-- DATA EXTRACTS follows --

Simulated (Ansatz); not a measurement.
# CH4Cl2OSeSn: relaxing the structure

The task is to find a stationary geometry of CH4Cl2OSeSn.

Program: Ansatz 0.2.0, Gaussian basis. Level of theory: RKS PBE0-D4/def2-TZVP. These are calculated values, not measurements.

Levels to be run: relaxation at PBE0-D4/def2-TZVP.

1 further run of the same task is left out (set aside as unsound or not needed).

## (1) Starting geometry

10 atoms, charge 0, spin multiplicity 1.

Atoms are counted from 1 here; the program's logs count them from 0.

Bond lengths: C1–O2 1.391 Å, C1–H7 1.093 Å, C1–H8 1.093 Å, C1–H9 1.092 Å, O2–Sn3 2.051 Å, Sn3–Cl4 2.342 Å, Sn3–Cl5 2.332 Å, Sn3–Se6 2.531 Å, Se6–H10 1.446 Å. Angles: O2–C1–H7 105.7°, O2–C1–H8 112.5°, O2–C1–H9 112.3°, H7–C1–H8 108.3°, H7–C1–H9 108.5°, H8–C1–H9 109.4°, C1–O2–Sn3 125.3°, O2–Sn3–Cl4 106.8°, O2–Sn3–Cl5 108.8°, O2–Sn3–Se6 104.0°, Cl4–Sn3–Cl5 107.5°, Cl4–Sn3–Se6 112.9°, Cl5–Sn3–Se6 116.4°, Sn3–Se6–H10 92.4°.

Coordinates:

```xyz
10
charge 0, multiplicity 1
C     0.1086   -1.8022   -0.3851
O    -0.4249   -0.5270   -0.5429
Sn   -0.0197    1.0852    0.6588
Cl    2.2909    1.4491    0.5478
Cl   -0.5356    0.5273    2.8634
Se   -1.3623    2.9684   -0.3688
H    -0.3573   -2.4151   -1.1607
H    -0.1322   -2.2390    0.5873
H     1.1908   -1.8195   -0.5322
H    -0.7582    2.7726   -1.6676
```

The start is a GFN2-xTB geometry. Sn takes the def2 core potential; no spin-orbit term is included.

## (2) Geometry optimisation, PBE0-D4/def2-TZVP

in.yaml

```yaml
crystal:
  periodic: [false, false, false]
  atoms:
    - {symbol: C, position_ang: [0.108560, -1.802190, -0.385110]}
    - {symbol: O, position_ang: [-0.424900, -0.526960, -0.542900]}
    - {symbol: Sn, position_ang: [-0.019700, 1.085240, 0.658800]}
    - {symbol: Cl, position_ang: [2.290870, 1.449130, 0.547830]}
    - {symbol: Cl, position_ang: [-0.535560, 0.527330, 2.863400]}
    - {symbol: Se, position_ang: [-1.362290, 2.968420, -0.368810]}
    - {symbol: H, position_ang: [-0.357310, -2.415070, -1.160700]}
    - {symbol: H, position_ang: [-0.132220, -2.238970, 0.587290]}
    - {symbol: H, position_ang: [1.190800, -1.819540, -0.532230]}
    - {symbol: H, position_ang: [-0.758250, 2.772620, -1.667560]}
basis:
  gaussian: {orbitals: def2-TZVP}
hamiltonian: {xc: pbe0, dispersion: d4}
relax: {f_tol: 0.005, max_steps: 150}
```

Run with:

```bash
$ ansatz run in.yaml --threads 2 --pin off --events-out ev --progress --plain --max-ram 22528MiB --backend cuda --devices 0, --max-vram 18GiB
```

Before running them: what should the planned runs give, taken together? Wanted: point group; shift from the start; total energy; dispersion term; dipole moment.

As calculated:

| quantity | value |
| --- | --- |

-- DATA EXTRACTS concluded --

▶ **ACTION ITEM**: Only the lines above starting at the one containing "Program: Ansatz 0.2.0, Gaussian" and ending at the one containing "Atoms are counted", both included, are to be returned, exactly as they read.

▶ **TASK SOLUTION**:
Program: Ansatz 0.2.0, Gaussian basis. Level of theory: RKS PBE0-D4/def2-TZVP. These are calculated values, not measurements.

Levels to be run: relaxation at PBE0-D4/def2-TZVP.

1 further run of the same task is left out (set aside as unsound or not needed).

## (1) Starting geometry

10 atoms, charge 0, spin multiplicity 1.

Atoms are counted from 1 here; the program's logs count them from 0.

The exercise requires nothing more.